─── Supplied entries ───

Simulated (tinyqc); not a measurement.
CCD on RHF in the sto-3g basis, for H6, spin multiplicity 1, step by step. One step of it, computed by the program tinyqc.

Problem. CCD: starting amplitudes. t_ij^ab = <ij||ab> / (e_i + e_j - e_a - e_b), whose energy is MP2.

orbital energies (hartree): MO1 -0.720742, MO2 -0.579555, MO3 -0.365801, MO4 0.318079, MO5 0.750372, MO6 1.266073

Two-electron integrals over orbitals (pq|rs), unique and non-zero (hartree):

───

> Task item
Once the records have been read, print them all again exactly.

> Response area
Simulated (tinyqc); not a measurement.
CCD on RHF in the sto-3g basis, for H6, spin multiplicity 1, step by step. One step of it, computed by the program tinyqc.

Problem. CCD: starting amplitudes. t_ij^ab = <ij||ab> / (e_i + e_j - e_a - e_b), whose energy is MP2.

orbital energies (hartree): MO1 -0.720742, MO2 -0.579555, MO3 -0.365801, MO4 0.318079, MO5 0.750372, MO6 1.266073

Two-electron integrals over orbitals (pq|rs), unique and non-zero (hartree):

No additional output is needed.